* [WORK INSTRUCTION]: Write down each of the records again, exactly and in full.

··· ENTRIES SHOWN
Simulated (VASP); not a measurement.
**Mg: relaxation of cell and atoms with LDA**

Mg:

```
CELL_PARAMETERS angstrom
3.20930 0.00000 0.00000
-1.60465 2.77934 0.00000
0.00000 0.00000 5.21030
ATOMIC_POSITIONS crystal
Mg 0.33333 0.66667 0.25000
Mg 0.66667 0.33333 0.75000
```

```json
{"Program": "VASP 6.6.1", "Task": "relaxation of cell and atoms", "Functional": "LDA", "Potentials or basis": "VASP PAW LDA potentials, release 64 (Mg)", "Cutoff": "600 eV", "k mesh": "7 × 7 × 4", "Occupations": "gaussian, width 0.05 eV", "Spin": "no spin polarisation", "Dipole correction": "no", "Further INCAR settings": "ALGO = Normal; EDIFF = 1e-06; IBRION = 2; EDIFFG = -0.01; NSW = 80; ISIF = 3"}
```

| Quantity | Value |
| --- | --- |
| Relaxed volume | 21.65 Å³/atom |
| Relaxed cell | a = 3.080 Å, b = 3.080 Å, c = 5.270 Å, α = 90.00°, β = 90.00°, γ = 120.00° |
······

* [WRITTEN REPLY]:
Simulated (VASP); not a measurement.
**Mg: relaxation of cell and atoms with LDA**

Mg:

```
CELL_PARAMETERS angstrom
3.20930 0.00000 0.00000
-1.60465 2.77934 0.00000
0.00000 0.00000 5.21030
ATOMIC_POSITIONS crystal
Mg 0.33333 0.66667 0.25000
Mg 0.66667 0.33333 0.75000
```

```json
{"Program": "VASP 6.6.1", "Task": "relaxation of cell and atoms", "Functional": "LDA", "Potentials or basis": "VASP PAW LDA potentials, release 64 (Mg)", "Cutoff": "600 eV", "k mesh": "7 × 7 × 4", "Occupations": "gaussian, width 0.05 eV", "Spin": "no spin polarisation", "Dipole correction": "no", "Further INCAR settings": "ALGO = Normal; EDIFF = 1e-06; IBRION = 2; EDIFFG = -0.01; NSW = 80; ISIF = 3"}
```

| Quantity | Value |
| --- | --- |
| Relaxed volume | 21.65 Å³/atom |
| Relaxed cell | a = 3.080 Å, b = 3.080 Å, c = 5.270 Å, α = 90.00°, β = 90.00°, γ = 120.00° |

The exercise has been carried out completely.